ASSIGNMENT –
Print the full listing once more, exactly as given.

(Beginning of GIVEN RECORDS)
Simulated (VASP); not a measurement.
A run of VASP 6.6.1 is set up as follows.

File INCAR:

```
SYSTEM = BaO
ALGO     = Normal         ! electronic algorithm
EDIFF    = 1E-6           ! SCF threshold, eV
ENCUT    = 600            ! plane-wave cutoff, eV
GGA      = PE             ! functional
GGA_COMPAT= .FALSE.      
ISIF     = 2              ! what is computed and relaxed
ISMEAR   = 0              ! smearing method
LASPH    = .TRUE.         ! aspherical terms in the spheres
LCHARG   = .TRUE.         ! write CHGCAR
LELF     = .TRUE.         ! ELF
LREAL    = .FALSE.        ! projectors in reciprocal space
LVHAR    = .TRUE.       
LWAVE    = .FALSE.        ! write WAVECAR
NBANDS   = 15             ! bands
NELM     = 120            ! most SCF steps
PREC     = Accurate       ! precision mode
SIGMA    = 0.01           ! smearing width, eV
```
(End of GIVEN RECORDS)

WRITTEN ANSWER –
Simulated (VASP); not a measurement.
A run of VASP 6.6.1 is set up as follows.

File INCAR:

```
SYSTEM = BaO
ALGO     = Normal         ! electronic algorithm
EDIFF    = 1E-6           ! SCF threshold, eV
ENCUT    = 600            ! plane-wave cutoff, eV
GGA      = PE             ! functional
GGA_COMPAT= .FALSE.      
ISIF     = 2              ! what is computed and relaxed
ISMEAR   = 0              ! smearing method
LASPH    = .TRUE.         ! aspherical terms in the spheres
LCHARG   = .TRUE.         ! write CHGCAR
LELF     = .TRUE.         ! ELF
LREAL    = .FALSE.        ! projectors in reciprocal space
LVHAR    = .TRUE.       
LWAVE    = .FALSE.        ! write WAVECAR
NBANDS   = 15             ! bands
NELM     = 120            ! most SCF steps
PREC     = Accurate       ! precision mode
SIGMA    = 0.01           ! smearing width, eV
```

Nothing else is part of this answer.